──────── Records supplied ────────

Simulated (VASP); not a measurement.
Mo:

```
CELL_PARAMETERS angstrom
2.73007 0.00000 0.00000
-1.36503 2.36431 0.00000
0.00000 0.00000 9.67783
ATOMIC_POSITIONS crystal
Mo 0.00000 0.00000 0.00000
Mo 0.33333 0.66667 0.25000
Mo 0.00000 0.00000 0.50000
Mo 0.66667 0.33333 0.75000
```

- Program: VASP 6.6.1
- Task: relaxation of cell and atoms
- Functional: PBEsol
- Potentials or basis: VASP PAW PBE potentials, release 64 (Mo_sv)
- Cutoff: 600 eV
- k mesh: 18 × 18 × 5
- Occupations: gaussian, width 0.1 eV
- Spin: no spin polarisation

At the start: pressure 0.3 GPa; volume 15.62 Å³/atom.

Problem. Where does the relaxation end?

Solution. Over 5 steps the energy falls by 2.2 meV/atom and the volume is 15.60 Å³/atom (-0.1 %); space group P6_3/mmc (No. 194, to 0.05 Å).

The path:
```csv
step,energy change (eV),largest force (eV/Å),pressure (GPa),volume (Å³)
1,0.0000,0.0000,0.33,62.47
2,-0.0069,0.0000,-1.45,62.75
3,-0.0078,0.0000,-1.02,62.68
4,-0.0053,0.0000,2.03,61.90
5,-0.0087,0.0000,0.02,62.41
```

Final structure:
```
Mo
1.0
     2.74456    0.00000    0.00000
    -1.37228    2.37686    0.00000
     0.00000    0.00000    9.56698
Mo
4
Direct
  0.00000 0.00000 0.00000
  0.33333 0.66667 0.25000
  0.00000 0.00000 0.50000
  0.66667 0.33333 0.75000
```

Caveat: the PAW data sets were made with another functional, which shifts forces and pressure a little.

────────

> Work request
Your task is to quote, without any alteration, the lines running from the top of the records to the line that holds "- Functional: PBEsol", both included.

> Task output
Simulated (VASP); not a measurement.
Mo:

```
CELL_PARAMETERS angstrom
2.73007 0.00000 0.00000
-1.36503 2.36431 0.00000
0.00000 0.00000 9.67783
ATOMIC_POSITIONS crystal
Mo 0.00000 0.00000 0.00000
Mo 0.33333 0.66667 0.25000
Mo 0.00000 0.00000 0.50000
Mo 0.66667 0.33333 0.75000
```

- Program: VASP 6.6.1
- Task: relaxation of cell and atoms
- Functional: PBEsol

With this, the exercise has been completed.